ACTIVITY:
Write out again the entries from the first line to the line that includes "Change from the", keeping both of those lines.

SUPPLIED DATA:

•••

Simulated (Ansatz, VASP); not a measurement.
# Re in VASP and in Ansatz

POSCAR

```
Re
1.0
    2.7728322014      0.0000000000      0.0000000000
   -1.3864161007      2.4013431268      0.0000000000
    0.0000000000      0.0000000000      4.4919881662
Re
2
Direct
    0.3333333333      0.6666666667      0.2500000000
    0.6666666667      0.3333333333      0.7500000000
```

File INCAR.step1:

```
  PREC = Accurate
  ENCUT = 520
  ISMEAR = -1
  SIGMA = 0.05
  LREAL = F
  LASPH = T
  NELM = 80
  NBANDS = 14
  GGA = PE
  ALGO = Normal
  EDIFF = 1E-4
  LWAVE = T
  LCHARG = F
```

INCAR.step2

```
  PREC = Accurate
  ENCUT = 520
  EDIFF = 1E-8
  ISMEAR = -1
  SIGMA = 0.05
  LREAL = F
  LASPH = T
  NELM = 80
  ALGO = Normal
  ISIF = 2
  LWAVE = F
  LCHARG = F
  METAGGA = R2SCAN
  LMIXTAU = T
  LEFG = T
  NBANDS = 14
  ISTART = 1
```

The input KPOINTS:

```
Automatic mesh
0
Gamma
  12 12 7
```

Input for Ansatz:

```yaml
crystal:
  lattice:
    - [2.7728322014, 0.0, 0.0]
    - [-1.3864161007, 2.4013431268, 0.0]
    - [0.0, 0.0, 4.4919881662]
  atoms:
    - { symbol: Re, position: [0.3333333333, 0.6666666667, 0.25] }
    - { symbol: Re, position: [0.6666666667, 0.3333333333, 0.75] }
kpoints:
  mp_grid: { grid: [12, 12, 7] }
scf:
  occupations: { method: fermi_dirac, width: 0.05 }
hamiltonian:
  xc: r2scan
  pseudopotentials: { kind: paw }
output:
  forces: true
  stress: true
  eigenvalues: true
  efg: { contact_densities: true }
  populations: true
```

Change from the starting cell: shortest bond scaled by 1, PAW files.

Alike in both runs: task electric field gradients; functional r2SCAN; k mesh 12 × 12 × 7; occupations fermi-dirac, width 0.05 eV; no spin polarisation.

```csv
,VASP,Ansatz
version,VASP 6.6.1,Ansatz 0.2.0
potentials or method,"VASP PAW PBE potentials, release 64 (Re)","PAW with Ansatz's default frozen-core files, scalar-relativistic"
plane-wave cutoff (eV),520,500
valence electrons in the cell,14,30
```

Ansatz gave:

•••

WORKED SOLUTION:
Simulated (Ansatz, VASP); not a measurement.
# Re in VASP and in Ansatz

POSCAR

```
Re
1.0
    2.7728322014      0.0000000000      0.0000000000
   -1.3864161007      2.4013431268      0.0000000000
    0.0000000000      0.0000000000      4.4919881662
Re
2
Direct
    0.3333333333      0.6666666667      0.2500000000
    0.6666666667      0.3333333333      0.7500000000
```

File INCAR.step1:

```
  PREC = Accurate
  ENCUT = 520
  ISMEAR = -1
  SIGMA = 0.05
  LREAL = F
  LASPH = T
  NELM = 80
  NBANDS = 14
  GGA = PE
  ALGO = Normal
  EDIFF = 1E-4
  LWAVE = T
  LCHARG = F
```

INCAR.step2

```
  PREC = Accurate
  ENCUT = 520
  EDIFF = 1E-8
  ISMEAR = -1
  SIGMA = 0.05
  LREAL = F
  LASPH = T
  NELM = 80
  ALGO = Normal
  ISIF = 2
  LWAVE = F
  LCHARG = F
  METAGGA = R2SCAN
  LMIXTAU = T
  LEFG = T
  NBANDS = 14
  ISTART = 1
```

The input KPOINTS:

```
Automatic mesh
0
Gamma
  12 12 7
```

Input for Ansatz:

```yaml
crystal:
  lattice:
    - [2.7728322014, 0.0, 0.0]
    - [-1.3864161007, 2.4013431268, 0.0]
    - [0.0, 0.0, 4.4919881662]
  atoms:
    - { symbol: Re, position: [0.3333333333, 0.6666666667, 0.25] }
    - { symbol: Re, position: [0.6666666667, 0.3333333333, 0.75] }
kpoints:
  mp_grid: { grid: [12, 12, 7] }
scf:
  occupations: { method: fermi_dirac, width: 0.05 }
hamiltonian:
  xc: r2scan
  pseudopotentials: { kind: paw }
output:
  forces: true
  stress: true
  eigenvalues: true
  efg: { contact_densities: true }
  populations: true
```

Change from the starting cell: shortest bond scaled by 1, PAW files.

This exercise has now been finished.